::::::

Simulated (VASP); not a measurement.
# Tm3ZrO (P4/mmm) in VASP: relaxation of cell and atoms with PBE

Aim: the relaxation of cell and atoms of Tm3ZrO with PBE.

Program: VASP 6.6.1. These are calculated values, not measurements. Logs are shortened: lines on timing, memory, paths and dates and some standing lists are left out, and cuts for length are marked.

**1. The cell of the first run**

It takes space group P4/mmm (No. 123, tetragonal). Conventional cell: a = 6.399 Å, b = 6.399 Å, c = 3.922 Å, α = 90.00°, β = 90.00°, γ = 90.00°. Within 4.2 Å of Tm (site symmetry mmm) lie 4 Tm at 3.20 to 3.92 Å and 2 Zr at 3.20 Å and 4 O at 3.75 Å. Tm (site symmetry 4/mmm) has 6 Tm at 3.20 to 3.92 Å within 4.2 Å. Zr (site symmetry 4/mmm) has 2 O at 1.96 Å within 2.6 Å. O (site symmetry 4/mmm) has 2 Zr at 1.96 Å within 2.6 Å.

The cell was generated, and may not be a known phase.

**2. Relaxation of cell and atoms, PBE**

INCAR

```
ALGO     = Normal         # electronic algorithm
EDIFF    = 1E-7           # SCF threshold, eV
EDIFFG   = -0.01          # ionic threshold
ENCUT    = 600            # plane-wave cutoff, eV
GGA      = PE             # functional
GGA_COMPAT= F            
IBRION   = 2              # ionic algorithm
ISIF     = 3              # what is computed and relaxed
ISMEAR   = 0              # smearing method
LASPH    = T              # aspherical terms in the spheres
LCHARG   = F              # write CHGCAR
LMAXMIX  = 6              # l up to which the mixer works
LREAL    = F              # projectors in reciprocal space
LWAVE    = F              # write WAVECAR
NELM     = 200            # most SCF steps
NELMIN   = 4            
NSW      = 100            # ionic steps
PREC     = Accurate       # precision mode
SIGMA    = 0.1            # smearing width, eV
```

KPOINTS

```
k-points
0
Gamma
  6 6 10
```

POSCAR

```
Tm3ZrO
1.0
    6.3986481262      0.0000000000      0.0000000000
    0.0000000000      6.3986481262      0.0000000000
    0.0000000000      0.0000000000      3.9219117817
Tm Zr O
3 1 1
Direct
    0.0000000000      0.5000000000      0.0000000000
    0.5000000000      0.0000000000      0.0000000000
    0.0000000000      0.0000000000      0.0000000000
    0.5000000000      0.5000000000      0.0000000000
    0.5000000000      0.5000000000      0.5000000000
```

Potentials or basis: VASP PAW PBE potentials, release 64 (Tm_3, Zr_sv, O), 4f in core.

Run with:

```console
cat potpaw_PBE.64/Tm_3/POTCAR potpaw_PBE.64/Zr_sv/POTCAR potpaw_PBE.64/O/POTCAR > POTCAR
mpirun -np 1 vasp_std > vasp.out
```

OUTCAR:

::::::

§ Work request
Nothing but the lines above from the one containing "# Tm3ZrO (P4/mmm)" through the one containing "It takes space" should appear in the answer, each repeated exactly.

§ Answer box
# Tm3ZrO (P4/mmm) in VASP: relaxation of cell and atoms with PBE

Aim: the relaxation of cell and atoms of Tm3ZrO with PBE.

Program: VASP 6.6.1. These are calculated values, not measurements. Logs are shortened: lines on timing, memory, paths and dates and some standing lists are left out, and cuts for length are marked.

**1. The cell of the first run**

It takes space group P4/mmm (No. 123, tetragonal). Conventional cell: a = 6.399 Å, b = 6.399 Å, c = 3.922 Å, α = 90.00°, β = 90.00°, γ = 90.00°. Within 4.2 Å of Tm (site symmetry mmm) lie 4 Tm at 3.20 to 3.92 Å and 2 Zr at 3.20 Å and 4 O at 3.75 Å. Tm (site symmetry 4/mmm) has 6 Tm at 3.20 to 3.92 Å within 4.2 Å. Zr (site symmetry 4/mmm) has 2 O at 1.96 Å within 2.6 Å. O (site symmetry 4/mmm) has 2 Zr at 1.96 Å within 2.6 Å.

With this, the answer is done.